##########
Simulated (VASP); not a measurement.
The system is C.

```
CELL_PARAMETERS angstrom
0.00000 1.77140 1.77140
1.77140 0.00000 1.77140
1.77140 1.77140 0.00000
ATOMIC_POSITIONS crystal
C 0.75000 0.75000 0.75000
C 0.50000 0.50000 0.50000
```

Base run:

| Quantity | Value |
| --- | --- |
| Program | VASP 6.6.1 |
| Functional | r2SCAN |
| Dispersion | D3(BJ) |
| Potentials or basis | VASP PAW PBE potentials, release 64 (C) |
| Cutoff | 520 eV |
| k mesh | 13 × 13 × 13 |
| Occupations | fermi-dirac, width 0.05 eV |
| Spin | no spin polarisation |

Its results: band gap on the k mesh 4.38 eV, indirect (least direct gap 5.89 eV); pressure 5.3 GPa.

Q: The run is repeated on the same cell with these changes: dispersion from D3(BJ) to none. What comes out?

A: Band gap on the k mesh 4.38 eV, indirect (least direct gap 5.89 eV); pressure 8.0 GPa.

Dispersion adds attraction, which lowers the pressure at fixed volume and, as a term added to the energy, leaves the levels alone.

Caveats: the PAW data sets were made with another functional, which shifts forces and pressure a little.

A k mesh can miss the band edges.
##########

__Exercise__
The full listing, repeated exactly, is the expected answer.

__Answer space__
Simulated (VASP); not a measurement.
The system is C.

```
CELL_PARAMETERS angstrom
0.00000 1.77140 1.77140
1.77140 0.00000 1.77140
1.77140 1.77140 0.00000
ATOMIC_POSITIONS crystal
C 0.75000 0.75000 0.75000
C 0.50000 0.50000 0.50000
```

Base run:

| Quantity | Value |
| --- | --- |
| Program | VASP 6.6.1 |
| Functional | r2SCAN |
| Dispersion | D3(BJ) |
| Potentials or basis | VASP PAW PBE potentials, release 64 (C) |
| Cutoff | 520 eV |
| k mesh | 13 × 13 × 13 |
| Occupations | fermi-dirac, width 0.05 eV |
| Spin | no spin polarisation |

Its results: band gap on the k mesh 4.38 eV, indirect (least direct gap 5.89 eV); pressure 5.3 GPa.

Q: The run is repeated on the same cell with these changes: dispersion from D3(BJ) to none. What comes out?

A: Band gap on the k mesh 4.38 eV, indirect (least direct gap 5.89 eV); pressure 8.0 GPa.

Dispersion adds attraction, which lowers the pressure at fixed volume and, as a term added to the energy, leaves the levels alone.

Caveats: the PAW data sets were made with another functional, which shifts forces and pressure a little.

A k mesh can miss the band edges.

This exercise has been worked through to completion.